Top of Given information
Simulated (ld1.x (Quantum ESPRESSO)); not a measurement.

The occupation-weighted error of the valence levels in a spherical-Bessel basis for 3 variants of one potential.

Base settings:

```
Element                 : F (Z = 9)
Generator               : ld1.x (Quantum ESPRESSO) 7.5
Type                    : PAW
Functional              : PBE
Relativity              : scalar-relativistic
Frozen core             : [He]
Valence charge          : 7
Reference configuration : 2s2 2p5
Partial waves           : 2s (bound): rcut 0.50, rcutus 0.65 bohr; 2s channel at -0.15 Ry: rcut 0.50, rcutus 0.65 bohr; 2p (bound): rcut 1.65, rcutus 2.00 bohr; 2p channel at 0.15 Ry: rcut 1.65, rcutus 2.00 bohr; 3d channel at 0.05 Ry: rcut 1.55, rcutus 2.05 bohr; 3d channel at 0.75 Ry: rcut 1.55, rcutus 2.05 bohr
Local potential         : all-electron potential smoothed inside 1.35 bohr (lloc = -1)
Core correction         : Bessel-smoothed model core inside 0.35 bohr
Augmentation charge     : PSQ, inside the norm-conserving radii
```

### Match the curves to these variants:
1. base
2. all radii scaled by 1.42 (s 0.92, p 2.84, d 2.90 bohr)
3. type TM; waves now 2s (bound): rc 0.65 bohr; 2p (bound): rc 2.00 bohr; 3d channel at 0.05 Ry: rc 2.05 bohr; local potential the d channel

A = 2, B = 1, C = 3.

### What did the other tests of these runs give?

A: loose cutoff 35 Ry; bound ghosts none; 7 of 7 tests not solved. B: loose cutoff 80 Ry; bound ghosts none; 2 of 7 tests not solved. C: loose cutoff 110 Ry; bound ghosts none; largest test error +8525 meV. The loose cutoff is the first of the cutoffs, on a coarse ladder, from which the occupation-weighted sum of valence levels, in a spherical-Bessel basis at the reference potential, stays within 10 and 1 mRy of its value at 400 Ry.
Bottom of Given information

:: Brief ::
In the answer, give the lines from the first line of the data through the line with "### What did", exactly as they appear and with no additions.

:: Expected answer ::
Simulated (ld1.x (Quantum ESPRESSO)); not a measurement.

The occupation-weighted error of the valence levels in a spherical-Bessel basis for 3 variants of one potential.

Base settings:

```
Element                 : F (Z = 9)
Generator               : ld1.x (Quantum ESPRESSO) 7.5
Type                    : PAW
Functional              : PBE
Relativity              : scalar-relativistic
Frozen core             : [He]
Valence charge          : 7
Reference configuration : 2s2 2p5
Partial waves           : 2s (bound): rcut 0.50, rcutus 0.65 bohr; 2s channel at -0.15 Ry: rcut 0.50, rcutus 0.65 bohr; 2p (bound): rcut 1.65, rcutus 2.00 bohr; 2p channel at 0.15 Ry: rcut 1.65, rcutus 2.00 bohr; 3d channel at 0.05 Ry: rcut 1.55, rcutus 2.05 bohr; 3d channel at 0.75 Ry: rcut 1.55, rcutus 2.05 bohr
Local potential         : all-electron potential smoothed inside 1.35 bohr (lloc = -1)
Core correction         : Bessel-smoothed model core inside 0.35 bohr
Augmentation charge     : PSQ, inside the norm-conserving radii
```

### Match the curves to these variants:
1. base
2. all radii scaled by 1.42 (s 0.92, p 2.84, d 2.90 bohr)
3. type TM; waves now 2s (bound): rc 0.65 bohr; 2p (bound): rc 2.00 bohr; 3d channel at 0.05 Ry: rc 2.05 bohr; local potential the d channel

A = 2, B = 1, C = 3.

### What did the other tests of these runs give?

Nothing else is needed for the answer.